◆ **Source material**
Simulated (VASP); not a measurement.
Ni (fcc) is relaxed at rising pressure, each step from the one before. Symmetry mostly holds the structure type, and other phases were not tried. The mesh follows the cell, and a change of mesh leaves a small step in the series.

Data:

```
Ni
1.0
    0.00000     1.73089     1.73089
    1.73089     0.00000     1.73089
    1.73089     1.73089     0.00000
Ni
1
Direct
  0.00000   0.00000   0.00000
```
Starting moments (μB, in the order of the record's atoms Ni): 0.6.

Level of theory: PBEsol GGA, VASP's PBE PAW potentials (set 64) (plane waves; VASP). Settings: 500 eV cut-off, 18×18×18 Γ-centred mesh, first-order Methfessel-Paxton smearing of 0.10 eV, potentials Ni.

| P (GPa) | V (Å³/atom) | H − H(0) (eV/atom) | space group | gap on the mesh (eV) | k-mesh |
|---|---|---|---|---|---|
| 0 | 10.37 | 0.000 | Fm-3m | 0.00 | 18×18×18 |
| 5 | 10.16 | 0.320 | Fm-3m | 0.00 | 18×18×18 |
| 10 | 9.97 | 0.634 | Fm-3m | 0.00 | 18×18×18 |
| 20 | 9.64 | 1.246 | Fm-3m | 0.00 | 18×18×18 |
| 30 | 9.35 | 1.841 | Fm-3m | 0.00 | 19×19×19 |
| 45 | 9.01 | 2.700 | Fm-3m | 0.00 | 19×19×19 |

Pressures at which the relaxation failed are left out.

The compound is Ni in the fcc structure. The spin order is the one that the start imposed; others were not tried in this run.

◆ **Activity**
What are the lines, exactly as written above, from the line with "1.246 | Fm-3m | 0.00 | 18×18×18 |" to the line with "Pressures at which", both included? Output only those.

◆ **Task output**
| 20 | 9.64 | 1.246 | Fm-3m | 0.00 | 18×18×18 |
| 30 | 9.35 | 1.841 | Fm-3m | 0.00 | 19×19×19 |
| 45 | 9.01 | 2.700 | Fm-3m | 0.00 | 19×19×19 |

Pressures at which the relaxation failed are left out.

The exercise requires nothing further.